» Excerpted records:
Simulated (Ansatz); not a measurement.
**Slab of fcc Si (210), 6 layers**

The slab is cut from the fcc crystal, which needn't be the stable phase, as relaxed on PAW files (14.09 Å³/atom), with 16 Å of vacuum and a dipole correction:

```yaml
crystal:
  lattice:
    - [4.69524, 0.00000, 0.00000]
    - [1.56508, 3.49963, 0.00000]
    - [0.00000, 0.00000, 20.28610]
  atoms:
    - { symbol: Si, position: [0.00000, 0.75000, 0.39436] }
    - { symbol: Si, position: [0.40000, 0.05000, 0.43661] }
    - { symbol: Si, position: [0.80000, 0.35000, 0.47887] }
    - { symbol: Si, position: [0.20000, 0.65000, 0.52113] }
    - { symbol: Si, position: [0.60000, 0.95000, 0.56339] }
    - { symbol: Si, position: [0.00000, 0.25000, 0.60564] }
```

» Assignment:
Repeat each of the entries above precisely as given.

» Reply:
Simulated (Ansatz); not a measurement.
**Slab of fcc Si (210), 6 layers**

The slab is cut from the fcc crystal, which needn't be the stable phase, as relaxed on PAW files (14.09 Å³/atom), with 16 Å of vacuum and a dipole correction:

```yaml
crystal:
  lattice:
    - [4.69524, 0.00000, 0.00000]
    - [1.56508, 3.49963, 0.00000]
    - [0.00000, 0.00000, 20.28610]
  atoms:
    - { symbol: Si, position: [0.00000, 0.75000, 0.39436] }
    - { symbol: Si, position: [0.40000, 0.05000, 0.43661] }
    - { symbol: Si, position: [0.80000, 0.35000, 0.47887] }
    - { symbol: Si, position: [0.20000, 0.65000, 0.52113] }
    - { symbol: Si, position: [0.60000, 0.95000, 0.56339] }
    - { symbol: Si, position: [0.00000, 0.25000, 0.60564] }
```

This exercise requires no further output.